[Start of section]

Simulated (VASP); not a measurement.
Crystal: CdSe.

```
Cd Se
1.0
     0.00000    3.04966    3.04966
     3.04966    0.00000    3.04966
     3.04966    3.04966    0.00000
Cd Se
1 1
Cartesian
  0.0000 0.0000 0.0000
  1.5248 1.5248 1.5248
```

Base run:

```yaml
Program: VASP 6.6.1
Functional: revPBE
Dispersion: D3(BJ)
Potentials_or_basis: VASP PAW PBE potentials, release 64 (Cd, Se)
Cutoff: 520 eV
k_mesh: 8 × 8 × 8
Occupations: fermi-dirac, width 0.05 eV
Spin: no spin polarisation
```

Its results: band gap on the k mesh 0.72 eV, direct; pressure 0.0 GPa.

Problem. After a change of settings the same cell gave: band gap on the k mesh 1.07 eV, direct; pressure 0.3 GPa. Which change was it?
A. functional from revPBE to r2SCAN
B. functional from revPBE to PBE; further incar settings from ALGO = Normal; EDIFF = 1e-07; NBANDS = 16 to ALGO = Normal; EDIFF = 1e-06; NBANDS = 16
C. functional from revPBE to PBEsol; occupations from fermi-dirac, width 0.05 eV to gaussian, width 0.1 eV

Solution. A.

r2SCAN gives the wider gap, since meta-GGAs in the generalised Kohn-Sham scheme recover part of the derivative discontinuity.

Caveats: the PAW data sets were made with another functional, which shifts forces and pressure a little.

[End of section]

Activity => Using the entries above, extract exactly the span from the line with "A. functional from revPBE to r2SCAN" to the line with "Solution. A.", both lines included; leave out everything else.

Answer section =>
A. functional from revPBE to r2SCAN
B. functional from revPBE to PBE; further incar settings from ALGO = Normal; EDIFF = 1e-07; NBANDS = 16 to ALGO = Normal; EDIFF = 1e-06; NBANDS = 16
C. functional from revPBE to PBEsol; occupations from fermi-dirac, width 0.05 eV to gaussian, width 0.1 eV

Solution. A.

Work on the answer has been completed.